Assignment:
An exact, complete copy of the entries that follow is needed.

BEGIN Records shown
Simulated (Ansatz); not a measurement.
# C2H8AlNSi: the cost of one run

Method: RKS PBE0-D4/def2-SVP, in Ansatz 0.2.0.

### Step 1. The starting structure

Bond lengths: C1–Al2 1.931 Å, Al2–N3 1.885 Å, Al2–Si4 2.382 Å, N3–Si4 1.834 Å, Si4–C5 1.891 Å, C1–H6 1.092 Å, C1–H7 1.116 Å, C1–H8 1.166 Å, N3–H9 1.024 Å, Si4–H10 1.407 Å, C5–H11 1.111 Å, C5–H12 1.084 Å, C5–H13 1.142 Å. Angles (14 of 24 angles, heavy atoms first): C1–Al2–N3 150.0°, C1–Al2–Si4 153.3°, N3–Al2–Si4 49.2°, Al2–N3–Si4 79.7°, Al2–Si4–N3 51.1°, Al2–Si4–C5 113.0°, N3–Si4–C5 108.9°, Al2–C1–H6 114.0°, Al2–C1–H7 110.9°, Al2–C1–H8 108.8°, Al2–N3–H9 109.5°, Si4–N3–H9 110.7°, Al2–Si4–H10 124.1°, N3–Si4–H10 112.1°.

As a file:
END Records shown

Result:
Simulated (Ansatz); not a measurement.
# C2H8AlNSi: the cost of one run

Method: RKS PBE0-D4/def2-SVP, in Ansatz 0.2.0.

### Step 1. The starting structure

Bond lengths: C1–Al2 1.931 Å, Al2–N3 1.885 Å, Al2–Si4 2.382 Å, N3–Si4 1.834 Å, Si4–C5 1.891 Å, C1–H6 1.092 Å, C1–H7 1.116 Å, C1–H8 1.166 Å, N3–H9 1.024 Å, Si4–H10 1.407 Å, C5–H11 1.111 Å, C5–H12 1.084 Å, C5–H13 1.142 Å. Angles (14 of 24 angles, heavy atoms first): C1–Al2–N3 150.0°, C1–Al2–Si4 153.3°, N3–Al2–Si4 49.2°, Al2–N3–Si4 79.7°, Al2–Si4–N3 51.1°, Al2–Si4–C5 113.0°, N3–Si4–C5 108.9°, Al2–C1–H6 114.0°, Al2–C1–H7 110.9°, Al2–C1–H8 108.8°, Al2–N3–H9 109.5°, Si4–N3–H9 110.7°, Al2–Si4–H10 124.1°, N3–Si4–H10 112.1°.

As a file:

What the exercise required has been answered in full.